───── RECORDS SHOWN ─────
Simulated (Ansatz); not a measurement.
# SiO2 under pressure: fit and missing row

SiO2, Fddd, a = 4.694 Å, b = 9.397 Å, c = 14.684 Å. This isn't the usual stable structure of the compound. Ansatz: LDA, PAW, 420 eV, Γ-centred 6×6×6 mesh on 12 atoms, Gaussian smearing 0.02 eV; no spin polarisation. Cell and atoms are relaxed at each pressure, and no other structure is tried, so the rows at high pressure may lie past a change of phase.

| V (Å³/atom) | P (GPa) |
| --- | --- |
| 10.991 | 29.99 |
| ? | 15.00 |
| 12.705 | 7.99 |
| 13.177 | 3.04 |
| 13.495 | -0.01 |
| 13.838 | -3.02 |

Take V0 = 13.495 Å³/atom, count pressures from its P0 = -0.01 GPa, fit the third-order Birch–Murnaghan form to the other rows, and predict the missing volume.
─────

Reproduce verbatim the range of lines that opens the records and closes with the line containing "13.838 | -3.02 |". Omit everything after it.

■ **YOUR SOLUTION**
Simulated (Ansatz); not a measurement.
# SiO2 under pressure: fit and missing row

SiO2, Fddd, a = 4.694 Å, b = 9.397 Å, c = 14.684 Å. This isn't the usual stable structure of the compound. Ansatz: LDA, PAW, 420 eV, Γ-centred 6×6×6 mesh on 12 atoms, Gaussian smearing 0.02 eV; no spin polarisation. Cell and atoms are relaxed at each pressure, and no other structure is tried, so the rows at high pressure may lie past a change of phase.

| V (Å³/atom) | P (GPa) |
| --- | --- |
| 10.991 | 29.99 |
| ? | 15.00 |
| 12.705 | 7.99 |
| 13.177 | 3.04 |
| 13.495 | -0.01 |
| 13.838 | -3.02 |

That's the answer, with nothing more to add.